- Exercise -
Output the data word for word. Begin at its first line and end at the line with "cell | 26 | 46 |".

- Supplied data -
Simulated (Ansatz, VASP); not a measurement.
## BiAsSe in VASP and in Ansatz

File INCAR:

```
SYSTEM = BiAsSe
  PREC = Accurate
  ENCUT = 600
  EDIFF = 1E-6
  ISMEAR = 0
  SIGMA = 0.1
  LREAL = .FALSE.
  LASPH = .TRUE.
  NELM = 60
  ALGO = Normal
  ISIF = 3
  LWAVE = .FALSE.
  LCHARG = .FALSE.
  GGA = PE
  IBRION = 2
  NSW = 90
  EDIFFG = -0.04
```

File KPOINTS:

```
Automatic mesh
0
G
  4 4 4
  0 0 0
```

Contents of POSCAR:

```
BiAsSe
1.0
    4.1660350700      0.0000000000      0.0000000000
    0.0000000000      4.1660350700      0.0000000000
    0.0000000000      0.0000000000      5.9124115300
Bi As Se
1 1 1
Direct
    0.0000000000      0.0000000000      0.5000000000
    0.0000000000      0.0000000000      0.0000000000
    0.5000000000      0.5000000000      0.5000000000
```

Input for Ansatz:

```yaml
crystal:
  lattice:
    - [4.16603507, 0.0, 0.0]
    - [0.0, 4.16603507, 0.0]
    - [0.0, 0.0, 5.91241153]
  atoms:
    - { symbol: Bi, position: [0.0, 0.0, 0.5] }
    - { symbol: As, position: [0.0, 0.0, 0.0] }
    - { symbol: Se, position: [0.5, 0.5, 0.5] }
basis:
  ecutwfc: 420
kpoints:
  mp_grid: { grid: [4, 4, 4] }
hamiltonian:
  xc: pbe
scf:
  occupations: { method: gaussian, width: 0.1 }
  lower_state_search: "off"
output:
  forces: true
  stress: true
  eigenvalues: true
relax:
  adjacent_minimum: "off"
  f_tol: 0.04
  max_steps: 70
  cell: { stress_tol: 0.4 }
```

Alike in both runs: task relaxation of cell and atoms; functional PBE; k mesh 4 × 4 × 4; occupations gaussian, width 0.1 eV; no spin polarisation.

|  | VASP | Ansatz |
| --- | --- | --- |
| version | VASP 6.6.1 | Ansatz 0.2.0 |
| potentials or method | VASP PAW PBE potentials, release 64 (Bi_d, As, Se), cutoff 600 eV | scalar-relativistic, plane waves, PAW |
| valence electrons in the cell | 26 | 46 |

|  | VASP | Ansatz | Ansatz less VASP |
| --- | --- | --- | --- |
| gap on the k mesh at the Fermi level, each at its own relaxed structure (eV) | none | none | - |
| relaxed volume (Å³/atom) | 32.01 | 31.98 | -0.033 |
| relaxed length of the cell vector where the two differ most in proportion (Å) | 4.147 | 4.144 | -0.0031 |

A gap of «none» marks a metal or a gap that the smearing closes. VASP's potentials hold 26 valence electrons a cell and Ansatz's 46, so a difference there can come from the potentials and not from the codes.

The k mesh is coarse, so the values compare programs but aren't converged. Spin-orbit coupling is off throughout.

- Task answer -
Simulated (Ansatz, VASP); not a measurement.
## BiAsSe in VASP and in Ansatz

File INCAR:

```
SYSTEM = BiAsSe
  PREC = Accurate
  ENCUT = 600
  EDIFF = 1E-6
  ISMEAR = 0
  SIGMA = 0.1
  LREAL = .FALSE.
  LASPH = .TRUE.
  NELM = 60
  ALGO = Normal
  ISIF = 3
  LWAVE = .FALSE.
  LCHARG = .FALSE.
  GGA = PE
  IBRION = 2
  NSW = 90
  EDIFFG = -0.04
```

File KPOINTS:

```
Automatic mesh
0
G
  4 4 4
  0 0 0
```

Contents of POSCAR:

```
BiAsSe
1.0
    4.1660350700      0.0000000000      0.0000000000
    0.0000000000      4.1660350700      0.0000000000
    0.0000000000      0.0000000000      5.9124115300
Bi As Se
1 1 1
Direct
    0.0000000000      0.0000000000      0.5000000000
    0.0000000000      0.0000000000      0.0000000000
    0.5000000000      0.5000000000      0.5000000000
```

Input for Ansatz:

```yaml
crystal:
  lattice:
    - [4.16603507, 0.0, 0.0]
    - [0.0, 4.16603507, 0.0]
    - [0.0, 0.0, 5.91241153]
  atoms:
    - { symbol: Bi, position: [0.0, 0.0, 0.5] }
    - { symbol: As, position: [0.0, 0.0, 0.0] }
    - { symbol: Se, position: [0.5, 0.5, 0.5] }
basis:
  ecutwfc: 420
kpoints:
  mp_grid: { grid: [4, 4, 4] }
hamiltonian:
  xc: pbe
scf:
  occupations: { method: gaussian, width: 0.1 }
  lower_state_search: "off"
output:
  forces: true
  stress: true
  eigenvalues: true
relax:
  adjacent_minimum: "off"
  f_tol: 0.04
  max_steps: 70
  cell: { stress_tol: 0.4 }
```

Alike in both runs: task relaxation of cell and atoms; functional PBE; k mesh 4 × 4 × 4; occupations gaussian, width 0.1 eV; no spin polarisation.

|  | VASP | Ansatz |
| --- | --- | --- |
| version | VASP 6.6.1 | Ansatz 0.2.0 |
| potentials or method | VASP PAW PBE potentials, release 64 (Bi_d, As, Se), cutoff 600 eV | scalar-relativistic, plane waves, PAW |
| valence electrons in the cell | 26 | 46 |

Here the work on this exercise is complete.